ACTION ITEM> Reproduce the following material exactly, including every line.

RECORDS PROVIDED>
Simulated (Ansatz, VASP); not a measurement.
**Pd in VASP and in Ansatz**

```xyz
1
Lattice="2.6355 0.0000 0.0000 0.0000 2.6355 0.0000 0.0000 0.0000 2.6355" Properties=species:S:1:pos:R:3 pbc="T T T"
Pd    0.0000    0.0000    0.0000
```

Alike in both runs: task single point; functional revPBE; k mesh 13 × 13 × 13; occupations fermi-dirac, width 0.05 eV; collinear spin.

PROBLEM SOLUTION>
Simulated (Ansatz, VASP); not a measurement.
**Pd in VASP and in Ansatz**

```xyz
1
Lattice="2.6355 0.0000 0.0000 0.0000 2.6355 0.0000 0.0000 0.0000 2.6355" Properties=species:S:1:pos:R:3 pbc="T T T"
Pd    0.0000    0.0000    0.0000
```

Alike in both runs: task single point; functional revPBE; k mesh 13 × 13 × 13; occupations fermi-dirac, width 0.05 eV; collinear spin.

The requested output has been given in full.